===

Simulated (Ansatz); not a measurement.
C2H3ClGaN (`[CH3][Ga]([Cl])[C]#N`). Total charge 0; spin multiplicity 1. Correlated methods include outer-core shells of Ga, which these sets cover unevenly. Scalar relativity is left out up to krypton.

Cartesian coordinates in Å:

===

WORK REQUEST
The answer should contain every line of the data, unchanged.

EXERCISE RESPONSE
Simulated (Ansatz); not a measurement.
C2H3ClGaN (`[CH3][Ga]([Cl])[C]#N`). Total charge 0; spin multiplicity 1. Correlated methods include outer-core shells of Ga, which these sets cover unevenly. Scalar relativity is left out up to krypton.

Cartesian coordinates in Å:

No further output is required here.